§ DATA EXTRACTS
---------------

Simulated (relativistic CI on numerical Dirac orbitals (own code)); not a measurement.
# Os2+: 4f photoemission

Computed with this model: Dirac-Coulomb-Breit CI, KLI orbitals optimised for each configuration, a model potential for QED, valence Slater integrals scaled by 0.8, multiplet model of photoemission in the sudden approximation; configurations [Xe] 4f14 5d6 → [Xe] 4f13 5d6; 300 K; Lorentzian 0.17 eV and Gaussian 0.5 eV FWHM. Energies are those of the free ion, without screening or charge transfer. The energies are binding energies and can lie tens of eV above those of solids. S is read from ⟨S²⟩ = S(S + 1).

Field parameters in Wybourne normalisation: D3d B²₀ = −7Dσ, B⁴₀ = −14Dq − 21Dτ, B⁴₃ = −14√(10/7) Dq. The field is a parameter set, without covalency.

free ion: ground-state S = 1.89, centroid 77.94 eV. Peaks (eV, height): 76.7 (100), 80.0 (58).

---------------

§ WORK REQUEST
Each record must be duplicated exactly, with none missing.

§ ANSWER SPACE
Simulated (relativistic CI on numerical Dirac orbitals (own code)); not a measurement.
# Os2+: 4f photoemission

Computed with this model: Dirac-Coulomb-Breit CI, KLI orbitals optimised for each configuration, a model potential for QED, valence Slater integrals scaled by 0.8, multiplet model of photoemission in the sudden approximation; configurations [Xe] 4f14 5d6 → [Xe] 4f13 5d6; 300 K; Lorentzian 0.17 eV and Gaussian 0.5 eV FWHM. Energies are those of the free ion, without screening or charge transfer. The energies are binding energies and can lie tens of eV above those of solids. S is read from ⟨S²⟩ = S(S + 1).

Field parameters in Wybourne normalisation: D3d B²₀ = −7Dσ, B⁴₀ = −14Dq − 21Dτ, B⁴₃ = −14√(10/7) Dq. The field is a parameter set, without covalency.

free ion: ground-state S = 1.89, centroid 77.94 eV. Peaks (eV, height): 76.7 (100), 80.0 (58).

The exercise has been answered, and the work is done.